**Exercise data**
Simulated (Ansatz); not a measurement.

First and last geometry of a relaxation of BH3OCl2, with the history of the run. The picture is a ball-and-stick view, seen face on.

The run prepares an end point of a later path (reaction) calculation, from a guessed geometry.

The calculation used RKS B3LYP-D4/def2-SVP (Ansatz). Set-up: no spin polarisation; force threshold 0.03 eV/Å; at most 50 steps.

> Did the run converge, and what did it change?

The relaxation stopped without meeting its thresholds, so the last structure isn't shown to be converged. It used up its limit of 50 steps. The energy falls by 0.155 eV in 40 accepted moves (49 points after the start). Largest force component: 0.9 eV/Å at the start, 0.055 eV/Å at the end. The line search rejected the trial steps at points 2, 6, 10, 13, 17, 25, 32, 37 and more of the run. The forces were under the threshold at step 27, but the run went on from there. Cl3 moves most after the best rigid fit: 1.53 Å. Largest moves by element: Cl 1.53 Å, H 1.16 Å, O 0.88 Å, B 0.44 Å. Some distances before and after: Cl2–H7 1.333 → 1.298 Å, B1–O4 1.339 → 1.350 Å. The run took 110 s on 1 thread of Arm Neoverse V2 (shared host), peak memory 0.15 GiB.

**Assigned task**
Taking the listing above as the source, transcribe only the lines starting at the line with "First and last" and going through the line with "did it change?", unaltered and with both ends included.

**Exercise result**
First and last geometry of a relaxation of BH3OCl2, with the history of the run. The picture is a ball-and-stick view, seen face on.

The run prepares an end point of a later path (reaction) calculation, from a guessed geometry.

The calculation used RKS B3LYP-D4/def2-SVP (Ansatz). Set-up: no spin polarisation; force threshold 0.03 eV/Å; at most 50 steps.

> Did the run converge, and what did it change?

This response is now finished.